### ACTIVITY
Only the lines from the start of the entries through the line with "No azeotrope shows between x = 0.05 and 0.95." are wanted; please output them exactly.

::::

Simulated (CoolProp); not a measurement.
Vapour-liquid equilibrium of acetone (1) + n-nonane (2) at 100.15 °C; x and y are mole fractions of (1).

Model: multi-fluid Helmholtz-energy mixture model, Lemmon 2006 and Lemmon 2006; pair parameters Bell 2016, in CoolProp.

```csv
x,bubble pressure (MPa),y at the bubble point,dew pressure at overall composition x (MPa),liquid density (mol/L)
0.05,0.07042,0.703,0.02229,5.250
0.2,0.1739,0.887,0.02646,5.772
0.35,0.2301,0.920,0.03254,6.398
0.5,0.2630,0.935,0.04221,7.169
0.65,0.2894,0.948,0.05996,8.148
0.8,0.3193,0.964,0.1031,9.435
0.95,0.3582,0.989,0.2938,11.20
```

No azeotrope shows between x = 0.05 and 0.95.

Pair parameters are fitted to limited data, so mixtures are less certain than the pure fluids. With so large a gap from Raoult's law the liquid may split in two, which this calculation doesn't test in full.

::::

### SOLUTION
Simulated (CoolProp); not a measurement.
Vapour-liquid equilibrium of acetone (1) + n-nonane (2) at 100.15 °C; x and y are mole fractions of (1).

Model: multi-fluid Helmholtz-energy mixture model, Lemmon 2006 and Lemmon 2006; pair parameters Bell 2016, in CoolProp.

```csv
x,bubble pressure (MPa),y at the bubble point,dew pressure at overall composition x (MPa),liquid density (mol/L)
0.05,0.07042,0.703,0.02229,5.250
0.2,0.1739,0.887,0.02646,5.772
0.35,0.2301,0.920,0.03254,6.398
0.5,0.2630,0.935,0.04221,7.169
0.65,0.2894,0.948,0.05996,8.148
0.8,0.3193,0.964,0.1031,9.435
0.95,0.3582,0.989,0.2938,11.20
```

No azeotrope shows between x = 0.05 and 0.95.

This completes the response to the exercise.